**Work request**
Set down exactly the first line of the entries and every line after it, through the line with "Functional | PBE |".

= = = = = = =
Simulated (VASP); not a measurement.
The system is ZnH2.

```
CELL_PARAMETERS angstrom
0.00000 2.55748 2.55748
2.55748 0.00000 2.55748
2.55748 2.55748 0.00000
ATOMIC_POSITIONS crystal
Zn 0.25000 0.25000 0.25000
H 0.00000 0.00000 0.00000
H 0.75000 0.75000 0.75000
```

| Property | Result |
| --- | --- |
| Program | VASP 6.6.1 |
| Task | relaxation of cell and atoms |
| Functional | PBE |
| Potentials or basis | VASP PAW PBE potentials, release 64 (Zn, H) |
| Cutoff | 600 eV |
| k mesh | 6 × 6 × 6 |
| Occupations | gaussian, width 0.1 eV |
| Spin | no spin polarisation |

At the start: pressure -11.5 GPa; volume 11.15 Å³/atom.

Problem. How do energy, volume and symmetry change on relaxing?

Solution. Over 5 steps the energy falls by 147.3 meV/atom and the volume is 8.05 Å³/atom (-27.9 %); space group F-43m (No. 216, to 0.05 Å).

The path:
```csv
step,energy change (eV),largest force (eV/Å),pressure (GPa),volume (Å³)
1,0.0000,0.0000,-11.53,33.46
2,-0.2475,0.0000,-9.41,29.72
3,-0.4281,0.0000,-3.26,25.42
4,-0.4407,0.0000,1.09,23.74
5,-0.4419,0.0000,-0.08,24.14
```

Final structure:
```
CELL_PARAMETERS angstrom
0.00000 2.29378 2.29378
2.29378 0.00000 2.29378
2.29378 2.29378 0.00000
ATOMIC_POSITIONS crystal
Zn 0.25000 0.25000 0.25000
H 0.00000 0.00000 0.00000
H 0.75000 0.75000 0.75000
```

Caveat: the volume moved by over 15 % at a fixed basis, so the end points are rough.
= = = = = = =

**Written reply**
Simulated (VASP); not a measurement.
The system is ZnH2.

```
CELL_PARAMETERS angstrom
0.00000 2.55748 2.55748
2.55748 0.00000 2.55748
2.55748 2.55748 0.00000
ATOMIC_POSITIONS crystal
Zn 0.25000 0.25000 0.25000
H 0.00000 0.00000 0.00000
H 0.75000 0.75000 0.75000
```

| Property | Result |
| --- | --- |
| Program | VASP 6.6.1 |
| Task | relaxation of cell and atoms |
| Functional | PBE |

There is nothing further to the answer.